* [Required action] From the top of the records below down to the line containing "Wannierisation of TiN (rock salt)", reproduce every line exactly.

------------------------------

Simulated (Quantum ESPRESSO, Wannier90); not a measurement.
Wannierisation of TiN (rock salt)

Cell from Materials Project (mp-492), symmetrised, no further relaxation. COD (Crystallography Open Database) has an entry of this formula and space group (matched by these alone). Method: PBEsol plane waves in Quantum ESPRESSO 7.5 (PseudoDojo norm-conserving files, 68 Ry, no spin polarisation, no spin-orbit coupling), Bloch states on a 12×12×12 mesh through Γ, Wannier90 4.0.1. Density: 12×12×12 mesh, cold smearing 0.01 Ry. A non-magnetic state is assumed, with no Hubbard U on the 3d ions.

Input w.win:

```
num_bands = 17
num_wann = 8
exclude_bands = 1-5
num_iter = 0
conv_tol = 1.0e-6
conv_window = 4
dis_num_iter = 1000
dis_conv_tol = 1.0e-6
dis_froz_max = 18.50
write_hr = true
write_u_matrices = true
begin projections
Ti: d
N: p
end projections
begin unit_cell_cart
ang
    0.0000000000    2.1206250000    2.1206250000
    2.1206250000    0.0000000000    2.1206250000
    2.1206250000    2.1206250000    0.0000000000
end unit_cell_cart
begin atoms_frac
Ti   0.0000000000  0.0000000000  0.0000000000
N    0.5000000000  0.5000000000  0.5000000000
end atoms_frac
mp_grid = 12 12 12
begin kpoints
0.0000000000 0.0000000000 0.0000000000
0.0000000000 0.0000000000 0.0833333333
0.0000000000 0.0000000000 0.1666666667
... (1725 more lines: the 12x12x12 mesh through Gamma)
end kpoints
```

------------------------------

* [Written response]
Simulated (Quantum ESPRESSO, Wannier90); not a measurement.
Wannierisation of TiN (rock salt)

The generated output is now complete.